DATA START

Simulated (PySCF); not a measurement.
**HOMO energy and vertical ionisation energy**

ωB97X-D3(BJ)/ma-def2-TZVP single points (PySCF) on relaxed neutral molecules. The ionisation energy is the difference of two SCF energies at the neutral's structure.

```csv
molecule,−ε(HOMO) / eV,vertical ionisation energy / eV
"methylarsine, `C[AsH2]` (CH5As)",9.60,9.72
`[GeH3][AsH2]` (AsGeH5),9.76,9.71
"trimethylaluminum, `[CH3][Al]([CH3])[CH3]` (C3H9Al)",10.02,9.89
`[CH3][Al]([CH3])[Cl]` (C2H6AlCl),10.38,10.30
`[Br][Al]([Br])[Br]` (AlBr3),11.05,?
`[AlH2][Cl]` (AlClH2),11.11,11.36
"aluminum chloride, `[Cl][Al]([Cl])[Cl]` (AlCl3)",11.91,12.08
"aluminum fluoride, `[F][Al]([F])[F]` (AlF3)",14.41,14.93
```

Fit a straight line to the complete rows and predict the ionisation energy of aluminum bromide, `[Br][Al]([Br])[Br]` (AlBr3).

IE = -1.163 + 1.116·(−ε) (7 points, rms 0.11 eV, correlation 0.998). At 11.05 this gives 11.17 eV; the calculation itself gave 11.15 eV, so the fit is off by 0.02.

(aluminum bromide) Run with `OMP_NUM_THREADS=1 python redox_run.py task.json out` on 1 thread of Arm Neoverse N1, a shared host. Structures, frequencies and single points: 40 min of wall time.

DATA END

From the first line of the listing above to the line that contains "IE = -1.163", inclusive, restate every line word for word. Nothing else belongs in the answer.

### WRITTEN REPLY
Simulated (PySCF); not a measurement.
**HOMO energy and vertical ionisation energy**

ωB97X-D3(BJ)/ma-def2-TZVP single points (PySCF) on relaxed neutral molecules. The ionisation energy is the difference of two SCF energies at the neutral's structure.

```csv
molecule,−ε(HOMO) / eV,vertical ionisation energy / eV
"methylarsine, `C[AsH2]` (CH5As)",9.60,9.72
`[GeH3][AsH2]` (AsGeH5),9.76,9.71
"trimethylaluminum, `[CH3][Al]([CH3])[CH3]` (C3H9Al)",10.02,9.89
`[CH3][Al]([CH3])[Cl]` (C2H6AlCl),10.38,10.30
`[Br][Al]([Br])[Br]` (AlBr3),11.05,?
`[AlH2][Cl]` (AlClH2),11.11,11.36
"aluminum chloride, `[Cl][Al]([Cl])[Cl]` (AlCl3)",11.91,12.08
"aluminum fluoride, `[F][Al]([F])[F]` (AlF3)",14.41,14.93
```

Fit a straight line to the complete rows and predict the ionisation energy of aluminum bromide, `[Br][Al]([Br])[Br]` (AlBr3).

IE = -1.163 + 1.116·(−ε) (7 points, rms 0.11 eV, correlation 0.998). At 11.05 this gives 11.17 eV; the calculation itself gave 11.15 eV, so the fit is off by 0.02.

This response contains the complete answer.